+--
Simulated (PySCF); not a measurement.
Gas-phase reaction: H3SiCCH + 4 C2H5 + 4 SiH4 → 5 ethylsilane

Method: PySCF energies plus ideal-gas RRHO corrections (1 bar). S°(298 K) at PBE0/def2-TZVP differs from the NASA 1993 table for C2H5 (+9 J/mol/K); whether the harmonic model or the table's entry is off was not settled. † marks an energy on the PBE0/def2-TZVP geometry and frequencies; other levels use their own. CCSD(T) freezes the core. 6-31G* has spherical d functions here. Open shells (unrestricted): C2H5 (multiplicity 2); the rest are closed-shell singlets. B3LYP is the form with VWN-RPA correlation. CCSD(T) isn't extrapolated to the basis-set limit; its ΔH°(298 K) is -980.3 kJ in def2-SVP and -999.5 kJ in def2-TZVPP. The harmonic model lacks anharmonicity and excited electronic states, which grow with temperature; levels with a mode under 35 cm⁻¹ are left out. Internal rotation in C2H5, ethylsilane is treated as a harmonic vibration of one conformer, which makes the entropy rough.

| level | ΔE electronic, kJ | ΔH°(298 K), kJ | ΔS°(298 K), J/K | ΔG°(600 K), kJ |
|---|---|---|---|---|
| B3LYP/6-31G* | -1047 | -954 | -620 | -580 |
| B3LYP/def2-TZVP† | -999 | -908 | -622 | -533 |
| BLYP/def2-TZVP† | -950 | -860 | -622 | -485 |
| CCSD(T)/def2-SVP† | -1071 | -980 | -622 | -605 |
+--

WORK TASK: The expected answer is an exact copy of the lines above, beginning at the line with "Gas-phase reaction: H3SiCCH" and ending at the line with "Method: PySCF energies", with both ends in.

EXERCISE ANSWER:
Gas-phase reaction: H3SiCCH + 4 C2H5 + 4 SiH4 → 5 ethylsilane

Method: PySCF energies plus ideal-gas RRHO corrections (1 bar). S°(298 K) at PBE0/def2-TZVP differs from the NASA 1993 table for C2H5 (+9 J/mol/K); whether the harmonic model or the table's entry is off was not settled. † marks an energy on the PBE0/def2-TZVP geometry and frequencies; other levels use their own. CCSD(T) freezes the core. 6-31G* has spherical d functions here. Open shells (unrestricted): C2H5 (multiplicity 2); the rest are closed-shell singlets. B3LYP is the form with VWN-RPA correlation. CCSD(T) isn't extrapolated to the basis-set limit; its ΔH°(298 K) is -980.3 kJ in def2-SVP and -999.5 kJ in def2-TZVPP. The harmonic model lacks anharmonicity and excited electronic states, which grow with temperature; levels with a mode under 35 cm⁻¹ are left out. Internal rotation in C2H5, ethylsilane is treated as a harmonic vibration of one conformer, which makes the entropy rough.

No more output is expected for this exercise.